Work instruction
Below is some data. Retype exactly the lines starting at the one with "The carriers follow" and ending at the one with "- Acoustic deformation".

Top of Supplied information

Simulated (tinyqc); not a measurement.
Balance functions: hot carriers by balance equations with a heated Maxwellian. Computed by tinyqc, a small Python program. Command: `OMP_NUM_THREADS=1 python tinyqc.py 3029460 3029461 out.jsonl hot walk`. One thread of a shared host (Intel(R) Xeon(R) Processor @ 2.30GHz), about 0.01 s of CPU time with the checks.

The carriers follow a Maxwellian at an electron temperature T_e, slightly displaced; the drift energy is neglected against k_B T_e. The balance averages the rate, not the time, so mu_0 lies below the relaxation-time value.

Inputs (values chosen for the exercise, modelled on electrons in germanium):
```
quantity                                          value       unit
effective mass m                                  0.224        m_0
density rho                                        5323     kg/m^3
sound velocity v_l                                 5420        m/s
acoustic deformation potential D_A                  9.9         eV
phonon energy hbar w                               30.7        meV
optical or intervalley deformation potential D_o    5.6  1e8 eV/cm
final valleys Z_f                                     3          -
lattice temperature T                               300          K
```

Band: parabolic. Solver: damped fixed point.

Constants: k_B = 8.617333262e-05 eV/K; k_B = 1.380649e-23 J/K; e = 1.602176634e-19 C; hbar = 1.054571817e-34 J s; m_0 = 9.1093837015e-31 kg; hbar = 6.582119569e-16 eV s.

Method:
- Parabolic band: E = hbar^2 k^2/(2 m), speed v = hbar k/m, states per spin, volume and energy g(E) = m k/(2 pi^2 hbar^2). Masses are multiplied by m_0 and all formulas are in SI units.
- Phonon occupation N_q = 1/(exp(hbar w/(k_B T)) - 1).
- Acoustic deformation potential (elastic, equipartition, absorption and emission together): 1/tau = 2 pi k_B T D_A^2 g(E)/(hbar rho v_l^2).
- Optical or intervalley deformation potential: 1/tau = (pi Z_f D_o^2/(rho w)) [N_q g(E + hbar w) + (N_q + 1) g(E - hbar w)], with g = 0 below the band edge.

Bottom of Supplied information

Task answer
The carriers follow a Maxwellian at an electron temperature T_e, slightly displaced; the drift energy is neglected against k_B T_e. The balance averages the rate, not the time, so mu_0 lies below the relaxation-time value.

Inputs (values chosen for the exercise, modelled on electrons in germanium):
```
quantity                                          value       unit
effective mass m                                  0.224        m_0
density rho                                        5323     kg/m^3
sound velocity v_l                                 5420        m/s
acoustic deformation potential D_A                  9.9         eV
phonon energy hbar w                               30.7        meV
optical or intervalley deformation potential D_o    5.6  1e8 eV/cm
final valleys Z_f                                     3          -
lattice temperature T                               300          K
```

Band: parabolic. Solver: damped fixed point.

Constants: k_B = 8.617333262e-05 eV/K; k_B = 1.380649e-23 J/K; e = 1.602176634e-19 C; hbar = 1.054571817e-34 J s; m_0 = 9.1093837015e-31 kg; hbar = 6.582119569e-16 eV s.

Method:
- Parabolic band: E = hbar^2 k^2/(2 m), speed v = hbar k/m, states per spin, volume and energy g(E) = m k/(2 pi^2 hbar^2). Masses are multiplied by m_0 and all formulas are in SI units.
- Phonon occupation N_q = 1/(exp(hbar w/(k_B T)) - 1).
- Acoustic deformation potential (elastic, equipartition, absorption and emission together): 1/tau = 2 pi k_B T D_A^2 g(E)/(hbar rho v_l^2).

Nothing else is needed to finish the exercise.